* **INFORMATION**:
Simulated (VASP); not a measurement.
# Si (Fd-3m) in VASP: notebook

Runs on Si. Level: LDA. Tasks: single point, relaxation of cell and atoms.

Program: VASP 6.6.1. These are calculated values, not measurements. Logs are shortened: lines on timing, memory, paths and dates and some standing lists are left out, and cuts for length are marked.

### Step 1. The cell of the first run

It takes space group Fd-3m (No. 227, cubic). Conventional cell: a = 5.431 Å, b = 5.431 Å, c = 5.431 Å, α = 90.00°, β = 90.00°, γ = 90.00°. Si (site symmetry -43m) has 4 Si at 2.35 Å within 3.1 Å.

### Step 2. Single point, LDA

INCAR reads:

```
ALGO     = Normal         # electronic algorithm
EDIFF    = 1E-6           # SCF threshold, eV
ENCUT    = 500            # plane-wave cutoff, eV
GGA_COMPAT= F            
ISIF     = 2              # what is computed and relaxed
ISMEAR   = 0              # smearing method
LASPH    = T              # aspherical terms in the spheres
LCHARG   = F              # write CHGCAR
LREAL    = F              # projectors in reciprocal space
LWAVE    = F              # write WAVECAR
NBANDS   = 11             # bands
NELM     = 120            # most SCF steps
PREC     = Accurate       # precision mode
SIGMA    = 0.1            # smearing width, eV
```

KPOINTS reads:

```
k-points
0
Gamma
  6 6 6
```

* **ACTION ITEM**:
The whole of the material above needs to be copied exactly.

* **EXERCISE RESULT**:
Simulated (VASP); not a measurement.
# Si (Fd-3m) in VASP: notebook

Runs on Si. Level: LDA. Tasks: single point, relaxation of cell and atoms.

Program: VASP 6.6.1. These are calculated values, not measurements. Logs are shortened: lines on timing, memory, paths and dates and some standing lists are left out, and cuts for length are marked.

### Step 1. The cell of the first run

It takes space group Fd-3m (No. 227, cubic). Conventional cell: a = 5.431 Å, b = 5.431 Å, c = 5.431 Å, α = 90.00°, β = 90.00°, γ = 90.00°. Si (site symmetry -43m) has 4 Si at 2.35 Å within 3.1 Å.

### Step 2. Single point, LDA

INCAR reads:

```
ALGO     = Normal         # electronic algorithm
EDIFF    = 1E-6           # SCF threshold, eV
ENCUT    = 500            # plane-wave cutoff, eV
GGA_COMPAT= F            
ISIF     = 2              # what is computed and relaxed
ISMEAR   = 0              # smearing method
LASPH    = T              # aspherical terms in the spheres
LCHARG   = F              # write CHGCAR
LREAL    = F              # projectors in reciprocal space
LWAVE    = F              # write WAVECAR
NBANDS   = 11             # bands
NELM     = 120            # most SCF steps
PREC     = Accurate       # precision mode
SIGMA    = 0.1            # smearing width, eV
```

KPOINTS reads:

```
k-points
0
Gamma
  6 6 6
```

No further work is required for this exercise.